== Work item ==
All lines between the start of the listing below and the line containing "Report form: the", inclusive, must be repeated exactly.

:::::
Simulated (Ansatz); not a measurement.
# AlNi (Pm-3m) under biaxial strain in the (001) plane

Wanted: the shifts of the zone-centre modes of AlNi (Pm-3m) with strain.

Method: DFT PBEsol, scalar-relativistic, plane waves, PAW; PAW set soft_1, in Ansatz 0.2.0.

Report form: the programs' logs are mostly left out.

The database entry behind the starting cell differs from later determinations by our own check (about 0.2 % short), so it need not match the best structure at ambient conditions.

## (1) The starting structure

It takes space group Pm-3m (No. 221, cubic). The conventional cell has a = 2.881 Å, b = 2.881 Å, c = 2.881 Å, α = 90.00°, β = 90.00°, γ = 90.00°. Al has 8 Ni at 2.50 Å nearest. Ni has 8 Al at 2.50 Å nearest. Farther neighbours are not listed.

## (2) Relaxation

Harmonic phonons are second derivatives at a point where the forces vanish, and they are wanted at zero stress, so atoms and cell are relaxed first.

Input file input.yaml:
:::::

== Exercise output ==
Simulated (Ansatz); not a measurement.
# AlNi (Pm-3m) under biaxial strain in the (001) plane

Wanted: the shifts of the zone-centre modes of AlNi (Pm-3m) with strain.

Method: DFT PBEsol, scalar-relativistic, plane waves, PAW; PAW set soft_1, in Ansatz 0.2.0.

Report form: the programs' logs are mostly left out.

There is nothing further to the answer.